::::
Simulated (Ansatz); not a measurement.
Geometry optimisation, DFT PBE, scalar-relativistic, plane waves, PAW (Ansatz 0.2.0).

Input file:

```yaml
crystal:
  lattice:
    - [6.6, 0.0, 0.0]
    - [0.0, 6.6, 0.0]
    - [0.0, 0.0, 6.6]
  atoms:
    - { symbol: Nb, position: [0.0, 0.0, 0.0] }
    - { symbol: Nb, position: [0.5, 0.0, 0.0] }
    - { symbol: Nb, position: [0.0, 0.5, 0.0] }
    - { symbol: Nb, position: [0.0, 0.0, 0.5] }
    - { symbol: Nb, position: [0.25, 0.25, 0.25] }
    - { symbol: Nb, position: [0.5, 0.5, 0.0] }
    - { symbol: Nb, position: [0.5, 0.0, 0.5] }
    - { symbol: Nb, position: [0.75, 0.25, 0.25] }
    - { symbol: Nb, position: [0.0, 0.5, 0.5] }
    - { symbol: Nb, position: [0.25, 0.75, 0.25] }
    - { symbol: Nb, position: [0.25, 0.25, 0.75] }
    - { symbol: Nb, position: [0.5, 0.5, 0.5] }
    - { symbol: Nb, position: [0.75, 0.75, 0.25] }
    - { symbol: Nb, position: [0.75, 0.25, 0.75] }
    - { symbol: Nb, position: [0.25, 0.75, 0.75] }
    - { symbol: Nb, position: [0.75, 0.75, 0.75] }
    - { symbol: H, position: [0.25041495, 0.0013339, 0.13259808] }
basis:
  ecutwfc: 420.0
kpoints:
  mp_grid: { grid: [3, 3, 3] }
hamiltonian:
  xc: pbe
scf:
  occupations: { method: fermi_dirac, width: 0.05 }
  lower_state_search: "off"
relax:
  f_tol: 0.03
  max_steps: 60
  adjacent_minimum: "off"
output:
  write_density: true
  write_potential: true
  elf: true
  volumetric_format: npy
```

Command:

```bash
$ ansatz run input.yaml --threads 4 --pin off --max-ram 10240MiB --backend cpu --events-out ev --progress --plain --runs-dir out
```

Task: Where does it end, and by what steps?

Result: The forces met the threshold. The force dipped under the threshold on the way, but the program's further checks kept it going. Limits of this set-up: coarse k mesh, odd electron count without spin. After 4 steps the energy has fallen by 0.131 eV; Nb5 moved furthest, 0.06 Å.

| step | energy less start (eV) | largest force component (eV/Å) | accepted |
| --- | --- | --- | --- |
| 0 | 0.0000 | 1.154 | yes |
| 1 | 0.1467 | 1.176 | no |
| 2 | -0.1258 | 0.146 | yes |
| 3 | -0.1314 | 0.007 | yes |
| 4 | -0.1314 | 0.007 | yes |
::::

◆ Action item ◆
Reproduce only the lines above spanning from the line containing "0.146 | yes |" through the line containing "3 | -0.1314 | 0.007 | yes |", word for word.

◆ Exercise result ◆
| 2 | -0.1258 | 0.146 | yes |
| 3 | -0.1314 | 0.007 | yes |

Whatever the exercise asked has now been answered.